→ **Brief**
Up to and including the line that contains "### 1. Starting point", write out each line of the material from its first line, exactly.

→ **Dataset records**
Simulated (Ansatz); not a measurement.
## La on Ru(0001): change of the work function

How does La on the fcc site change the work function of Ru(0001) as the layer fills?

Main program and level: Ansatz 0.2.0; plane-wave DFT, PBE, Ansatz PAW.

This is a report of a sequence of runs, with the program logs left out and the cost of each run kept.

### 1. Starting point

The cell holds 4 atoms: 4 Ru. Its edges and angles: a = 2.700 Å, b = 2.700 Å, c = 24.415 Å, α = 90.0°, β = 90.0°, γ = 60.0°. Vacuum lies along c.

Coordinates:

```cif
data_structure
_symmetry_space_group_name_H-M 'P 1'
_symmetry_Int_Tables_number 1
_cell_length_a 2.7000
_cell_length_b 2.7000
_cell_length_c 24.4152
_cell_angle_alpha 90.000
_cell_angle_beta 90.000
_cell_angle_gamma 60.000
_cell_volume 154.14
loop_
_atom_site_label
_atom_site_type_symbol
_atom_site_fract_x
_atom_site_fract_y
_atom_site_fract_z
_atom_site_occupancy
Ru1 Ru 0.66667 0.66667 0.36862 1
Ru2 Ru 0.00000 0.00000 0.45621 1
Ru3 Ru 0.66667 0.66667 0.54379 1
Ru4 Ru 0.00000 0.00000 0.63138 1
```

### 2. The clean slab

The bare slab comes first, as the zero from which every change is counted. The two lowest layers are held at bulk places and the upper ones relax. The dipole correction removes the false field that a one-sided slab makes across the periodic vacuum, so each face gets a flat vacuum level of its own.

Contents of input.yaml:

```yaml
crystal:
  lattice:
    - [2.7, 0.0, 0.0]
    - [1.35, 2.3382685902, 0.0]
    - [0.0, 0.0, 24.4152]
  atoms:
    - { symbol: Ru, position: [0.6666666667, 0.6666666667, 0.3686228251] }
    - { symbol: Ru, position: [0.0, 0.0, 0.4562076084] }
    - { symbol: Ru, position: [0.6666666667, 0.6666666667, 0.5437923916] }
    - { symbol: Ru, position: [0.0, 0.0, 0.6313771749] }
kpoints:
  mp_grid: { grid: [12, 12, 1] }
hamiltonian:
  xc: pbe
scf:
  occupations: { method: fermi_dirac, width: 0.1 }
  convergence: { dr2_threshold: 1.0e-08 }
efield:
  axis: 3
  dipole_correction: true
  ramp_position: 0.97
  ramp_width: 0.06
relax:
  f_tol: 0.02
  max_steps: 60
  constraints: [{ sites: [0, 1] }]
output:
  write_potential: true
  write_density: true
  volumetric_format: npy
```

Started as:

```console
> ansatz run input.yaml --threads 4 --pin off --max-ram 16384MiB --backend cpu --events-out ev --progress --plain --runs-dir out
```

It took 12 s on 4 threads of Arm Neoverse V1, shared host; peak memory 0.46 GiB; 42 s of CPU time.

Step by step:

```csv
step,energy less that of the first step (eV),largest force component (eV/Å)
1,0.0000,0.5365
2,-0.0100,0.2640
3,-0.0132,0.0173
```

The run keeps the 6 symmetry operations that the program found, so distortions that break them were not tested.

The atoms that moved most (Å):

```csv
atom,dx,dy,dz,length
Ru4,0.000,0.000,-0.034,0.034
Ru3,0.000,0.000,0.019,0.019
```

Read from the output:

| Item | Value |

→ **Response**
Simulated (Ansatz); not a measurement.
## La on Ru(0001): change of the work function

How does La on the fcc site change the work function of Ru(0001) as the layer fills?

Main program and level: Ansatz 0.2.0; plane-wave DFT, PBE, Ansatz PAW.

This is a report of a sequence of runs, with the program logs left out and the cost of each run kept.

### 1. Starting point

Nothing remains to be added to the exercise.